*** Opening of Given records ***

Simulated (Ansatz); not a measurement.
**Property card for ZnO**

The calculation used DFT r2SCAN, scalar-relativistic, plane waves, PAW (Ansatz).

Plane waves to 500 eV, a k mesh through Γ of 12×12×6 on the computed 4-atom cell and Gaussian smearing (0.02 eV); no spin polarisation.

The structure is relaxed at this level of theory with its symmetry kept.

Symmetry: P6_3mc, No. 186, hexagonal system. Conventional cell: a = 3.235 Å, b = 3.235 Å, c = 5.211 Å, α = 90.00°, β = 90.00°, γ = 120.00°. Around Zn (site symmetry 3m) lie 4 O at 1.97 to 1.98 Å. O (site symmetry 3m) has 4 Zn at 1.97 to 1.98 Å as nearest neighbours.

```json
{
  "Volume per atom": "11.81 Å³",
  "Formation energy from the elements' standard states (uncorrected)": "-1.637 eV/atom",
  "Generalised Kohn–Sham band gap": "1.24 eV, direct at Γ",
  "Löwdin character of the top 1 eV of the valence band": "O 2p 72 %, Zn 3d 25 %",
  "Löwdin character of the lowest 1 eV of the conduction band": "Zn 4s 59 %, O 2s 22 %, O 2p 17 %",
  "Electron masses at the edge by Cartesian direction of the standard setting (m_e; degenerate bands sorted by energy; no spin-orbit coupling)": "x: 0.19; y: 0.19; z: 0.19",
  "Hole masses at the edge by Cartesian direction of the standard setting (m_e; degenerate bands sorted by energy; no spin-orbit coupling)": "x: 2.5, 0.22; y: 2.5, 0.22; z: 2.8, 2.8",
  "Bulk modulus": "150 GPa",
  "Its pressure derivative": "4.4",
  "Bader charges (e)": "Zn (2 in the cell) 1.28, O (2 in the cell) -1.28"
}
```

*** Close of Given records ***

(Brief): Only the lines from the first line of the material above through the line that contains "The structure is" should be quoted, each one exactly.

(Task answer):
Simulated (Ansatz); not a measurement.
**Property card for ZnO**

The calculation used DFT r2SCAN, scalar-relativistic, plane waves, PAW (Ansatz).

Plane waves to 500 eV, a k mesh through Γ of 12×12×6 on the computed 4-atom cell and Gaussian smearing (0.02 eV); no spin polarisation.

The structure is relaxed at this level of theory with its symmetry kept.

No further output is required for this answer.